### WORK TASK
This task calls for printing every entry exactly.

Start of SUPPLIED RECORDS
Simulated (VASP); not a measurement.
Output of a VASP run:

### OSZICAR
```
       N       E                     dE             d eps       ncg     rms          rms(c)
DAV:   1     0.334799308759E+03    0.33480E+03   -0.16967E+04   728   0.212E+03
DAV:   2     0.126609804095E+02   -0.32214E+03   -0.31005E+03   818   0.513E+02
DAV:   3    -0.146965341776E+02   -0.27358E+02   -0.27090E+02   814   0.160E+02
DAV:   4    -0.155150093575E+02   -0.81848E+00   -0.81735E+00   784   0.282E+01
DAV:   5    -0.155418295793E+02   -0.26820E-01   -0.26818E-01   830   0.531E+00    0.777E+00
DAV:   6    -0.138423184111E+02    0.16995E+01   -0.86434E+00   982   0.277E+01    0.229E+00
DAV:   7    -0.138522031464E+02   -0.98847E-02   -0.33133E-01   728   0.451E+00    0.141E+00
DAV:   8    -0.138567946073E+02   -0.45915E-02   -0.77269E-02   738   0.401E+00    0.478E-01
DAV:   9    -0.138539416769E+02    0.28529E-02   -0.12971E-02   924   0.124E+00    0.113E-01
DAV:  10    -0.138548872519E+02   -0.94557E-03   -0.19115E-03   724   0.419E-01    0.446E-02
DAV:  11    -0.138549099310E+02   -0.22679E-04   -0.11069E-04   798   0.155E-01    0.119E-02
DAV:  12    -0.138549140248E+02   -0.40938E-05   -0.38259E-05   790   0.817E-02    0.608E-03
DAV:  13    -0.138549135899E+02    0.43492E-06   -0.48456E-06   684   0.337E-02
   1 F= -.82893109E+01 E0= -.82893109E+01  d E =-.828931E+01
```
End of SUPPLIED RECORDS

### SOLUTION
Simulated (VASP); not a measurement.
Output of a VASP run:

### OSZICAR
```
       N       E                     dE             d eps       ncg     rms          rms(c)
DAV:   1     0.334799308759E+03    0.33480E+03   -0.16967E+04   728   0.212E+03
DAV:   2     0.126609804095E+02   -0.32214E+03   -0.31005E+03   818   0.513E+02
DAV:   3    -0.146965341776E+02   -0.27358E+02   -0.27090E+02   814   0.160E+02
DAV:   4    -0.155150093575E+02   -0.81848E+00   -0.81735E+00   784   0.282E+01
DAV:   5    -0.155418295793E+02   -0.26820E-01   -0.26818E-01   830   0.531E+00    0.777E+00
DAV:   6    -0.138423184111E+02    0.16995E+01   -0.86434E+00   982   0.277E+01    0.229E+00
DAV:   7    -0.138522031464E+02   -0.98847E-02   -0.33133E-01   728   0.451E+00    0.141E+00
DAV:   8    -0.138567946073E+02   -0.45915E-02   -0.77269E-02   738   0.401E+00    0.478E-01
DAV:   9    -0.138539416769E+02    0.28529E-02   -0.12971E-02   924   0.124E+00    0.113E-01
DAV:  10    -0.138548872519E+02   -0.94557E-03   -0.19115E-03   724   0.419E-01    0.446E-02
DAV:  11    -0.138549099310E+02   -0.22679E-04   -0.11069E-04   798   0.155E-01    0.119E-02
DAV:  12    -0.138549140248E+02   -0.40938E-05   -0.38259E-05   790   0.817E-02    0.608E-03
DAV:  13    -0.138549135899E+02    0.43492E-06   -0.48456E-06   684   0.337E-02
   1 F= -.82893109E+01 E0= -.82893109E+01  d E =-.828931E+01
```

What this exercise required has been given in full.